= Beginning of Section =

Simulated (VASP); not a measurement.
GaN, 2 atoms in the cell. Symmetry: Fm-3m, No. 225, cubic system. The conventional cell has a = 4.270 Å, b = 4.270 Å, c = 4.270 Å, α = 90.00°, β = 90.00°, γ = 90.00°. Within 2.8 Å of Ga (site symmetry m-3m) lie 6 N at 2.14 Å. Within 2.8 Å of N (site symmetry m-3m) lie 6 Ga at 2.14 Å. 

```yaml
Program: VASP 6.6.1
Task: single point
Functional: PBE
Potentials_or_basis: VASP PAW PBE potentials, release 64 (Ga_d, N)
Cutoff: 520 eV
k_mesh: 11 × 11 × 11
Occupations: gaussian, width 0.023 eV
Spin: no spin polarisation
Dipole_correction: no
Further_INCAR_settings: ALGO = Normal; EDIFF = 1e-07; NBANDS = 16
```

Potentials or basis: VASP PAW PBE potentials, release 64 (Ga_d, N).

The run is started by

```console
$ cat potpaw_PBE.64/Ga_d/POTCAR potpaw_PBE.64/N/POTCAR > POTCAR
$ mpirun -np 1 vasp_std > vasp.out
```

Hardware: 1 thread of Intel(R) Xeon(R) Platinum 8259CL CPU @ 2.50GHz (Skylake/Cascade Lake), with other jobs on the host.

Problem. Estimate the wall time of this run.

= End of Section =

[REQUIREMENT]: When the line with "The run is started by" is reached in the data above, begin copying, and stop after the line with "Hardware: 1 thread"; copy each line exactly, both ends included.

[YOUR SOLUTION]:
The run is started by

```console
$ cat potpaw_PBE.64/Ga_d/POTCAR potpaw_PBE.64/N/POTCAR > POTCAR
$ mpirun -np 1 vasp_std > vasp.out
```

Hardware: 1 thread of Intel(R) Xeon(R) Platinum 8259CL CPU @ 2.50GHz (Skylake/Cascade Lake), with other jobs on the host.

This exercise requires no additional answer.